Start of LISTED ENTRIES
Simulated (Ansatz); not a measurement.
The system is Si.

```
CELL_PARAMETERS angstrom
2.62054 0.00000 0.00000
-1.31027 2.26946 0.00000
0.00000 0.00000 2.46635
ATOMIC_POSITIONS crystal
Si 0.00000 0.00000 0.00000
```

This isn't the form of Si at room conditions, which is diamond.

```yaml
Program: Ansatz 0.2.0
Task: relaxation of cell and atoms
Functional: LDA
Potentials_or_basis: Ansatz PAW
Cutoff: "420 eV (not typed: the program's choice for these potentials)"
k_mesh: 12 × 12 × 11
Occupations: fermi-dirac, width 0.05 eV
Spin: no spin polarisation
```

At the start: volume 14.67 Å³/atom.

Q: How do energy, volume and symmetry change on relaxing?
End of LISTED ENTRIES

» **REQUIREMENT**
Could you print every record above exactly as it appears?

» **EXERCISE RESULT**
Simulated (Ansatz); not a measurement.
The system is Si.

```
CELL_PARAMETERS angstrom
2.62054 0.00000 0.00000
-1.31027 2.26946 0.00000
0.00000 0.00000 2.46635
ATOMIC_POSITIONS crystal
Si 0.00000 0.00000 0.00000
```

This isn't the form of Si at room conditions, which is diamond.

```yaml
Program: Ansatz 0.2.0
Task: relaxation of cell and atoms
Functional: LDA
Potentials_or_basis: Ansatz PAW
Cutoff: "420 eV (not typed: the program's choice for these potentials)"
k_mesh: 12 × 12 × 11
Occupations: fermi-dirac, width 0.05 eV
Spin: no spin polarisation
```

At the start: volume 14.67 Å³/atom.

Q: How do energy, volume and symmetry change on relaxing?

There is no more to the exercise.